TASK ITEM: Write out each entry once more so that it matches the original exactly.

************

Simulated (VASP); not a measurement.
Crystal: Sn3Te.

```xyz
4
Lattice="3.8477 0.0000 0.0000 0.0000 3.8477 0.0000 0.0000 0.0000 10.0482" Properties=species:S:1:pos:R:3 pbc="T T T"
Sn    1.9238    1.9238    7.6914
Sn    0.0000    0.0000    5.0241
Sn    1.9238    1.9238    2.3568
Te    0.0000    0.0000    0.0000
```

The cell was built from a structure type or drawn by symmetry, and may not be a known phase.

************

TASK RESPONSE:
Simulated (VASP); not a measurement.
Crystal: Sn3Te.

```xyz
4
Lattice="3.8477 0.0000 0.0000 0.0000 3.8477 0.0000 0.0000 0.0000 10.0482" Properties=species:S:1:pos:R:3 pbc="T T T"
Sn    1.9238    1.9238    7.6914
Sn    0.0000    0.0000    5.0241
Sn    1.9238    1.9238    2.3568
Te    0.0000    0.0000    0.0000
```

The cell was built from a structure type or drawn by symmetry, and may not be a known phase.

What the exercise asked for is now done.